*** Block opens ***
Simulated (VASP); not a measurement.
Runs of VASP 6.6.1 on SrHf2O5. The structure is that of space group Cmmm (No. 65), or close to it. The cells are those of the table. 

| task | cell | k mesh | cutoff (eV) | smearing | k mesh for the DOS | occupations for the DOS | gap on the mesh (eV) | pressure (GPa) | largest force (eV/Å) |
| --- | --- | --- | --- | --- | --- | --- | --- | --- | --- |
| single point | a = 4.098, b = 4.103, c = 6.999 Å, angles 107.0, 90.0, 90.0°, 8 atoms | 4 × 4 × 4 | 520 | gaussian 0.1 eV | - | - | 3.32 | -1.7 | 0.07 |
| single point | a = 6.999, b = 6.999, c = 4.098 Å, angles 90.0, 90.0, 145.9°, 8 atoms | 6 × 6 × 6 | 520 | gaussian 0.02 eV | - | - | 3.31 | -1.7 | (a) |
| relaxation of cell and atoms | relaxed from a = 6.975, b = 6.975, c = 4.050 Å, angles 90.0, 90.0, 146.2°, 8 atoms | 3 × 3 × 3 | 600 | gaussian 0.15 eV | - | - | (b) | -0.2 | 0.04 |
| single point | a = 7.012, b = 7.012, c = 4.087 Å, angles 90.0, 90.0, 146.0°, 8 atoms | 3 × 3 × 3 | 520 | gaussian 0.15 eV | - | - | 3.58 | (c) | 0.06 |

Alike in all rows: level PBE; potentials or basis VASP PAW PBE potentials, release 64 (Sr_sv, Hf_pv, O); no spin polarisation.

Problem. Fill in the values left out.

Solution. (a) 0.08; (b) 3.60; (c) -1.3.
*** Block closes ***

#### [Work request]
The data above needs to be given again exactly, with no line left out.

#### [Answer box]
Simulated (VASP); not a measurement.
Runs of VASP 6.6.1 on SrHf2O5. The structure is that of space group Cmmm (No. 65), or close to it. The cells are those of the table. 

| task | cell | k mesh | cutoff (eV) | smearing | k mesh for the DOS | occupations for the DOS | gap on the mesh (eV) | pressure (GPa) | largest force (eV/Å) |
| --- | --- | --- | --- | --- | --- | --- | --- | --- | --- |
| single point | a = 4.098, b = 4.103, c = 6.999 Å, angles 107.0, 90.0, 90.0°, 8 atoms | 4 × 4 × 4 | 520 | gaussian 0.1 eV | - | - | 3.32 | -1.7 | 0.07 |
| single point | a = 6.999, b = 6.999, c = 4.098 Å, angles 90.0, 90.0, 145.9°, 8 atoms | 6 × 6 × 6 | 520 | gaussian 0.02 eV | - | - | 3.31 | -1.7 | (a) |
| relaxation of cell and atoms | relaxed from a = 6.975, b = 6.975, c = 4.050 Å, angles 90.0, 90.0, 146.2°, 8 atoms | 3 × 3 × 3 | 600 | gaussian 0.15 eV | - | - | (b) | -0.2 | 0.04 |
| single point | a = 7.012, b = 7.012, c = 4.087 Å, angles 90.0, 90.0, 146.0°, 8 atoms | 3 × 3 × 3 | 520 | gaussian 0.15 eV | - | - | 3.58 | (c) | 0.06 |

Alike in all rows: level PBE; potentials or basis VASP PAW PBE potentials, release 64 (Sr_sv, Hf_pv, O); no spin polarisation.

Problem. Fill in the values left out.

Solution. (a) 0.08; (b) 3.60; (c) -1.3.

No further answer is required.